=== Record excerpts ===
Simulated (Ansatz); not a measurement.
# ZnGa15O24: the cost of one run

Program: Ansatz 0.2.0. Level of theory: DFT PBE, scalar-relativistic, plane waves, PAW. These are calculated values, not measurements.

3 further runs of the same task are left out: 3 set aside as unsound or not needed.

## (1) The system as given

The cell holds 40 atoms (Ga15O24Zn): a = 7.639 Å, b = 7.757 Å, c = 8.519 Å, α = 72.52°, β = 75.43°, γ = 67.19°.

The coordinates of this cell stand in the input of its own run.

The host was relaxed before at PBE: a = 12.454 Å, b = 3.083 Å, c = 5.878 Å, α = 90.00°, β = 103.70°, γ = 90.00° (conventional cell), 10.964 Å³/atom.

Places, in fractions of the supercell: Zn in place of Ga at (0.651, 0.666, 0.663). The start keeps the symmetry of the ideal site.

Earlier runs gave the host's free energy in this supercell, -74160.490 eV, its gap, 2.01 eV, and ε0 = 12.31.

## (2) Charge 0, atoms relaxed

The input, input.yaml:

=== Requirement ===
From the listing above, the lines starting with the one that has "The coordinates of" and running through the one that has "## (2) Charge 0, atoms relaxed" should be copied exactly, ends included.

=== Written response ===
The coordinates of this cell stand in the input of its own run.

The host was relaxed before at PBE: a = 12.454 Å, b = 3.083 Å, c = 5.878 Å, α = 90.00°, β = 103.70°, γ = 90.00° (conventional cell), 10.964 Å³/atom.

Places, in fractions of the supercell: Zn in place of Ga at (0.651, 0.666, 0.663). The start keeps the symmetry of the ideal site.

Earlier runs gave the host's free energy in this supercell, -74160.490 eV, its gap, 2.01 eV, and ε0 = 12.31.

## (2) Charge 0, atoms relaxed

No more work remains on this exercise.